ACTIVITY: As the lines appear below, please set them down exactly, starting at the first and finishing with the one containing "x: gas mole".

DATASET ENTRIES below:

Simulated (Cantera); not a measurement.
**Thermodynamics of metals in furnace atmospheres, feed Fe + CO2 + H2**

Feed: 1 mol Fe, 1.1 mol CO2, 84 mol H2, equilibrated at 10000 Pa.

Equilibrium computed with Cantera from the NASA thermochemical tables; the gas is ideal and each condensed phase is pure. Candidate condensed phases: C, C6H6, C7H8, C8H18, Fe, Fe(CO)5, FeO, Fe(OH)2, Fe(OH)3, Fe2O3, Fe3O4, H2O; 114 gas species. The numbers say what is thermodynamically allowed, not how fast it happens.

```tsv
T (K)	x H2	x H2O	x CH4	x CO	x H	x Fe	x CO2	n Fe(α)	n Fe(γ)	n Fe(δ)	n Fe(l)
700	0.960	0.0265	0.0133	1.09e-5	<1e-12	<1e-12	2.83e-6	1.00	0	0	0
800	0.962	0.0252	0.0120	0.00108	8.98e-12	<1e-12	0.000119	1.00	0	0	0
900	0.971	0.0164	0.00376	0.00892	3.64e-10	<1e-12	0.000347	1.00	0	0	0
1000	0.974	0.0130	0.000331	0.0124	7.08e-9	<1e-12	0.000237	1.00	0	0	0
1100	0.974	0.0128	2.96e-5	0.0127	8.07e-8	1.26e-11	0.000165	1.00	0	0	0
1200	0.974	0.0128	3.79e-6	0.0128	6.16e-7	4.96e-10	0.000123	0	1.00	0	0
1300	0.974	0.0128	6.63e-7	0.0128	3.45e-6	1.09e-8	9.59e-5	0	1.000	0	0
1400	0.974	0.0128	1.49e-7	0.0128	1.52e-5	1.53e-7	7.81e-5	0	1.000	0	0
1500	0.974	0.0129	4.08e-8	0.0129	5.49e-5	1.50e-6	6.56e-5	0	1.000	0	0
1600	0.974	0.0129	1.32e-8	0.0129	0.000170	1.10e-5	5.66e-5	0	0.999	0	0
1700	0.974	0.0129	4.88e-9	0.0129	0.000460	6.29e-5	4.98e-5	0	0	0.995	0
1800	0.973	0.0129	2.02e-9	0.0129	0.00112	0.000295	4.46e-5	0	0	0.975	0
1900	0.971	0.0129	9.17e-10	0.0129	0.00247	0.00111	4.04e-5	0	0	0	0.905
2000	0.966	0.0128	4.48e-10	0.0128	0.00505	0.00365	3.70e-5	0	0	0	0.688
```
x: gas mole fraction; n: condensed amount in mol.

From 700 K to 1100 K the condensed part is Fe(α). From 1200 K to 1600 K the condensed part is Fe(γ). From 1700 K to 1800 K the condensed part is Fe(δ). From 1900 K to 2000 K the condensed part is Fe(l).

End of DATASET ENTRIES.

EXERCISE RESULT:
Simulated (Cantera); not a measurement.
**Thermodynamics of metals in furnace atmospheres, feed Fe + CO2 + H2**

Feed: 1 mol Fe, 1.1 mol CO2, 84 mol H2, equilibrated at 10000 Pa.

Equilibrium computed with Cantera from the NASA thermochemical tables; the gas is ideal and each condensed phase is pure. Candidate condensed phases: C, C6H6, C7H8, C8H18, Fe, Fe(CO)5, FeO, Fe(OH)2, Fe(OH)3, Fe2O3, Fe3O4, H2O; 114 gas species. The numbers say what is thermodynamically allowed, not how fast it happens.

```tsv
T (K)	x H2	x H2O	x CH4	x CO	x H	x Fe	x CO2	n Fe(α)	n Fe(γ)	n Fe(δ)	n Fe(l)
700	0.960	0.0265	0.0133	1.09e-5	<1e-12	<1e-12	2.83e-6	1.00	0	0	0
800	0.962	0.0252	0.0120	0.00108	8.98e-12	<1e-12	0.000119	1.00	0	0	0
900	0.971	0.0164	0.00376	0.00892	3.64e-10	<1e-12	0.000347	1.00	0	0	0
1000	0.974	0.0130	0.000331	0.0124	7.08e-9	<1e-12	0.000237	1.00	0	0	0
1100	0.974	0.0128	2.96e-5	0.0127	8.07e-8	1.26e-11	0.000165	1.00	0	0	0
1200	0.974	0.0128	3.79e-6	0.0128	6.16e-7	4.96e-10	0.000123	0	1.00	0	0
1300	0.974	0.0128	6.63e-7	0.0128	3.45e-6	1.09e-8	9.59e-5	0	1.000	0	0
1400	0.974	0.0128	1.49e-7	0.0128	1.52e-5	1.53e-7	7.81e-5	0	1.000	0	0
1500	0.974	0.0129	4.08e-8	0.0129	5.49e-5	1.50e-6	6.56e-5	0	1.000	0	0
1600	0.974	0.0129	1.32e-8	0.0129	0.000170	1.10e-5	5.66e-5	0	0.999	0	0
1700	0.974	0.0129	4.88e-9	0.0129	0.000460	6.29e-5	4.98e-5	0	0	0.995	0
1800	0.973	0.0129	2.02e-9	0.0129	0.00112	0.000295	4.46e-5	0	0	0.975	0
1900	0.971	0.0129	9.17e-10	0.0129	0.00247	0.00111	4.04e-5	0	0	0	0.905
2000	0.966	0.0128	4.48e-10	0.0128	0.00505	0.00365	3.70e-5	0	0	0	0.688
```
x: gas mole fraction; n: condensed amount in mol.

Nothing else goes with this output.